++++++++

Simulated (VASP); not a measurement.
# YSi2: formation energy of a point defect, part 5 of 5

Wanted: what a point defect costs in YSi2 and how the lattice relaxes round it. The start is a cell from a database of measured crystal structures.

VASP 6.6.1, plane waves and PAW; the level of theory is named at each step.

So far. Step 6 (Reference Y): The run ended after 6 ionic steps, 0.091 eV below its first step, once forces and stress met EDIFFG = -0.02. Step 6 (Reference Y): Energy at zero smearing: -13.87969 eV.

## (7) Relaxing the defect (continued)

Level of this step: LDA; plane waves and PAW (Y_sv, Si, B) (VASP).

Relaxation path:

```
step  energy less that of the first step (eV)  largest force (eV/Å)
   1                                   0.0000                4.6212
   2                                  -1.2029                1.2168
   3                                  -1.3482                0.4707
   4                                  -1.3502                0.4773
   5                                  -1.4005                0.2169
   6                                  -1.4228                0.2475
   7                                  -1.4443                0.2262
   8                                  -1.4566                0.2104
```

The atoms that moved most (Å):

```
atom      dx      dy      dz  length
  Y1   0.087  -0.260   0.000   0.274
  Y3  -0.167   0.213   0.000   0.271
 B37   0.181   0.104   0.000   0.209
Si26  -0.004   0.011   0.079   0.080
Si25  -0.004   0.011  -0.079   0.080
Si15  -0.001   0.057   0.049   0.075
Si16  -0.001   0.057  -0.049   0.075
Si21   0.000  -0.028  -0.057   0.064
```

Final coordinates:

++++++++

Assignment:
In the listing above, find the line containing "Wanted: what a" and the line containing "VASP 6.6.1, plane", then retype both and every line between them exactly, with nothing else.

Response box:
Wanted: what a point defect costs in YSi2 and how the lattice relaxes round it. The start is a cell from a database of measured crystal structures.

VASP 6.6.1, plane waves and PAW; the level of theory is named at each step.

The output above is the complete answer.